[DATASET RECORDS — start]
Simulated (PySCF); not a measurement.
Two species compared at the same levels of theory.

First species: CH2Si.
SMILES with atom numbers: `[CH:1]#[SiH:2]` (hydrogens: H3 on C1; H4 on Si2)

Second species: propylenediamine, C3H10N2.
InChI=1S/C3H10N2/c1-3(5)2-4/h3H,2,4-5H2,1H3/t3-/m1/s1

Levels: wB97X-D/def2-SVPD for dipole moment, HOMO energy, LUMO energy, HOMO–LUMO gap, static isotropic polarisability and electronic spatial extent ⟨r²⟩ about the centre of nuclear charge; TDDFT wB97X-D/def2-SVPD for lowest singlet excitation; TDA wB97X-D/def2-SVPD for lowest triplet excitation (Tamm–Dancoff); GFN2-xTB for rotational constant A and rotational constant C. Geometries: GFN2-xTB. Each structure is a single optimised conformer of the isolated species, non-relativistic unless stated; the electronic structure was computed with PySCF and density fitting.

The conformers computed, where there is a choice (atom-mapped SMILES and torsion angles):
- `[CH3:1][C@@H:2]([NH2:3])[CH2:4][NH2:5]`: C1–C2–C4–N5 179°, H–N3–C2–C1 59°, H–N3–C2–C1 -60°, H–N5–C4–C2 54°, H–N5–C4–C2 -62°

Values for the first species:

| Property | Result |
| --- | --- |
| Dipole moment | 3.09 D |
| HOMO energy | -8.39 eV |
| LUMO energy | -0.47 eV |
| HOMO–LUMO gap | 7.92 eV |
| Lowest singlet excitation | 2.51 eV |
[DATASET RECORDS — finish]

Look back at the entries above and repeat, unchanged, every line from the line holding "energy | -8.39 eV |" through the line holding "gap | 7.92 eV |".

| HOMO energy | -8.39 eV |
| LUMO energy | -0.47 eV |
| HOMO–LUMO gap | 7.92 eV |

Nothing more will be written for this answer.